## Entries shown
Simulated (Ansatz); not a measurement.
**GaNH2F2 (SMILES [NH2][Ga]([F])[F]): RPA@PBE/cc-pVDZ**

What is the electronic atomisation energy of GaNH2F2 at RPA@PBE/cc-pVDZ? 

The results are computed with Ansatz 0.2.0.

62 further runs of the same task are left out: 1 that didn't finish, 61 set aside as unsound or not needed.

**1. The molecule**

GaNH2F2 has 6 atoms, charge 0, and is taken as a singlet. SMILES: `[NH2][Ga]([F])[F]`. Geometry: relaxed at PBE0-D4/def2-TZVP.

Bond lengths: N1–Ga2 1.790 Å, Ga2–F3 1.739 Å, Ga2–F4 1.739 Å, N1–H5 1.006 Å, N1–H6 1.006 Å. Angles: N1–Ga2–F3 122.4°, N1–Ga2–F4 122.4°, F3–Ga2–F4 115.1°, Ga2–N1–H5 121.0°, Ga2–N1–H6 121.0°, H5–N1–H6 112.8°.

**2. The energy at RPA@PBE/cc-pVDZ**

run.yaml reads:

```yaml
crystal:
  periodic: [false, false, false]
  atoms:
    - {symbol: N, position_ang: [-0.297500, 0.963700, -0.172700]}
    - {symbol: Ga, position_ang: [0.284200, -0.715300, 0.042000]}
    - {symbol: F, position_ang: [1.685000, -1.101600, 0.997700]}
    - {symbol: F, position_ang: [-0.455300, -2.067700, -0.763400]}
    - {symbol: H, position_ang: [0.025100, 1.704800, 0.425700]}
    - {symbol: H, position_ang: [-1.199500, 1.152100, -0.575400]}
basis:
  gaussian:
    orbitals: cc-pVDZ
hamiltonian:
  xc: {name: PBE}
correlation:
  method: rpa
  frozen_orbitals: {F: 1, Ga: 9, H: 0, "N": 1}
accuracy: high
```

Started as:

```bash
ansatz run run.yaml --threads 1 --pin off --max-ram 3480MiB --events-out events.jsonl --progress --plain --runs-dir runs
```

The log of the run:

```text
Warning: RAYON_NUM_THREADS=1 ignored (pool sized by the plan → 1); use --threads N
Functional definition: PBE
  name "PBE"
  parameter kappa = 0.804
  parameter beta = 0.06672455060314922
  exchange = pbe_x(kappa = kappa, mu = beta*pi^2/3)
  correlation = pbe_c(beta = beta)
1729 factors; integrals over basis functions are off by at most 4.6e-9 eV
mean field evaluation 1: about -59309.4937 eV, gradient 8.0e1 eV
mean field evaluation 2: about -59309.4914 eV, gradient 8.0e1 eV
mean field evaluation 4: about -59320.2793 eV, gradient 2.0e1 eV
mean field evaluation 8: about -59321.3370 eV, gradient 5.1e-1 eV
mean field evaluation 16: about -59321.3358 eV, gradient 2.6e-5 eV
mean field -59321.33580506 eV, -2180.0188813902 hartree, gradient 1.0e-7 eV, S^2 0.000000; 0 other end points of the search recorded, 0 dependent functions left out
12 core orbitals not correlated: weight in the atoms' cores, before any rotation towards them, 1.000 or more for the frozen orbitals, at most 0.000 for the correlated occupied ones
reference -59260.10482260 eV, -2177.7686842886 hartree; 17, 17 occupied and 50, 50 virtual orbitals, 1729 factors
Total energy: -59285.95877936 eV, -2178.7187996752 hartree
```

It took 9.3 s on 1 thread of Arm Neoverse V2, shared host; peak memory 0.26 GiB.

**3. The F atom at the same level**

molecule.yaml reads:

## Task item
Taking the lines above, repeat exactly those from the line that contains "(SMILES [NH2][Ga]([F])[F]): RPA@PBE/cc-pVDZ**" through the line that contains "62 further runs", and both of those lines as well. Include nothing else.

## Task response
**GaNH2F2 (SMILES [NH2][Ga]([F])[F]): RPA@PBE/cc-pVDZ**

What is the electronic atomisation energy of GaNH2F2 at RPA@PBE/cc-pVDZ? 

The results are computed with Ansatz 0.2.0.

62 further runs of the same task are left out: 1 that didn't finish, 61 set aside as unsound or not needed.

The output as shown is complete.